▸ EXTRACTED DATA:
━━━━━━━━

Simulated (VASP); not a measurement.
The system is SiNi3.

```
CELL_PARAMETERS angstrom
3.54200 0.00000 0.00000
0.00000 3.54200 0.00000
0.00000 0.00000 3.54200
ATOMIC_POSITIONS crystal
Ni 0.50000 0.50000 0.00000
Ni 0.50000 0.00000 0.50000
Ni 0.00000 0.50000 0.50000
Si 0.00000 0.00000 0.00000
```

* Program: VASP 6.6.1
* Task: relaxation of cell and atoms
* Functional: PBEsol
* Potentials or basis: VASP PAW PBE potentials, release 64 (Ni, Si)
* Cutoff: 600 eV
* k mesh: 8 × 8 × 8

━━━━━━━━

▸ WORK TASK: With every line intact, print the records above again.

▸ EXERCISE RESPONSE:
Simulated (VASP); not a measurement.
The system is SiNi3.

```
CELL_PARAMETERS angstrom
3.54200 0.00000 0.00000
0.00000 3.54200 0.00000
0.00000 0.00000 3.54200
ATOMIC_POSITIONS crystal
Ni 0.50000 0.50000 0.00000
Ni 0.50000 0.00000 0.50000
Ni 0.00000 0.50000 0.50000
Si 0.00000 0.00000 0.00000
```

* Program: VASP 6.6.1
* Task: relaxation of cell and atoms
* Functional: PBEsol
* Potentials or basis: VASP PAW PBE potentials, release 64 (Ni, Si)
* Cutoff: 600 eV
* k mesh: 8 × 8 × 8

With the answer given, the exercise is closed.